### [Brief]
Restate the records that follow. Every word must match.

### [Information shown]
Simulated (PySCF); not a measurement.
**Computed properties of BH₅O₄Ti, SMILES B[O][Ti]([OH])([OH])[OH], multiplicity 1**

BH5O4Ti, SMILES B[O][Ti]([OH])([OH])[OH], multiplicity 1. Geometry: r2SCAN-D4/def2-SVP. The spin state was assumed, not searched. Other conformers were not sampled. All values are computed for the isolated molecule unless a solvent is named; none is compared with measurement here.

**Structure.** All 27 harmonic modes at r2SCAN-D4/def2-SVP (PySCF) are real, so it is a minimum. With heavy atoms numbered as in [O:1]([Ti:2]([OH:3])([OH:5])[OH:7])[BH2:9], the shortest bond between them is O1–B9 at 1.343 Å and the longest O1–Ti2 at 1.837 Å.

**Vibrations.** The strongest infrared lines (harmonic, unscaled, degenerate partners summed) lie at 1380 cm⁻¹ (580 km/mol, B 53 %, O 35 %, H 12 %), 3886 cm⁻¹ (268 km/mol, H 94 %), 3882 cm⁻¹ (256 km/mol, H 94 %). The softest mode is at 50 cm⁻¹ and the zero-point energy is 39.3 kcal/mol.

### [Written reply]
Simulated (PySCF); not a measurement.
**Computed properties of BH₅O₄Ti, SMILES B[O][Ti]([OH])([OH])[OH], multiplicity 1**

BH5O4Ti, SMILES B[O][Ti]([OH])([OH])[OH], multiplicity 1. Geometry: r2SCAN-D4/def2-SVP. The spin state was assumed, not searched. Other conformers were not sampled. All values are computed for the isolated molecule unless a solvent is named; none is compared with measurement here.

**Structure.** All 27 harmonic modes at r2SCAN-D4/def2-SVP (PySCF) are real, so it is a minimum. With heavy atoms numbered as in [O:1]([Ti:2]([OH:3])([OH:5])[OH:7])[BH2:9], the shortest bond between them is O1–B9 at 1.343 Å and the longest O1–Ti2 at 1.837 Å.

**Vibrations.** The strongest infrared lines (harmonic, unscaled, degenerate partners summed) lie at 1380 cm⁻¹ (580 km/mol, B 53 %, O 35 %, H 12 %), 3886 cm⁻¹ (268 km/mol, H 94 %), 3882 cm⁻¹ (256 km/mol, H 94 %). The softest mode is at 50 cm⁻¹ and the zero-point energy is 39.3 kcal/mol.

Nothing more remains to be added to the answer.